▶ Required action: From the first line of the data below, repeat each line exactly until you reach the line with "The largest gap"; include that line too.

[[ Data shown open ]]
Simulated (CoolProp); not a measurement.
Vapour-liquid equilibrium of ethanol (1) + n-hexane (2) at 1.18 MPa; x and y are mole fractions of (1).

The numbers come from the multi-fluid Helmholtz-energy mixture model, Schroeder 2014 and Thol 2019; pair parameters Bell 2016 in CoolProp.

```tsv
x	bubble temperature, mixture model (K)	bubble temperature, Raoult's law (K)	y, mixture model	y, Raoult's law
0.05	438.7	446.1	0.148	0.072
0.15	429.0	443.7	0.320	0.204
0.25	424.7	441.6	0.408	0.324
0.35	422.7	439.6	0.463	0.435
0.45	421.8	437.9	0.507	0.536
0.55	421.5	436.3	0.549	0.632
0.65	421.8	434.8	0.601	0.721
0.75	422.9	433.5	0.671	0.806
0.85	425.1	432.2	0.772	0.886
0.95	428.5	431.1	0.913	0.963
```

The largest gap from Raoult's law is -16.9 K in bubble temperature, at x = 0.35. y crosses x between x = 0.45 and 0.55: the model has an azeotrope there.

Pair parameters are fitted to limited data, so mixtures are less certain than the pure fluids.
[[ Data shown closed ]]

▶ Reply:
Simulated (CoolProp); not a measurement.
Vapour-liquid equilibrium of ethanol (1) + n-hexane (2) at 1.18 MPa; x and y are mole fractions of (1).

The numbers come from the multi-fluid Helmholtz-energy mixture model, Schroeder 2014 and Thol 2019; pair parameters Bell 2016 in CoolProp.

```tsv
x	bubble temperature, mixture model (K)	bubble temperature, Raoult's law (K)	y, mixture model	y, Raoult's law
0.05	438.7	446.1	0.148	0.072
0.15	429.0	443.7	0.320	0.204
0.25	424.7	441.6	0.408	0.324
0.35	422.7	439.6	0.463	0.435
0.45	421.8	437.9	0.507	0.536
0.55	421.5	436.3	0.549	0.632
0.65	421.8	434.8	0.601	0.721
0.75	422.9	433.5	0.671	0.806
0.85	425.1	432.2	0.772	0.886
0.95	428.5	431.1	0.913	0.963
```

The largest gap from Raoult's law is -16.9 K in bubble temperature, at x = 0.35. y crosses x between x = 0.45 and 0.55: the model has an azeotrope there.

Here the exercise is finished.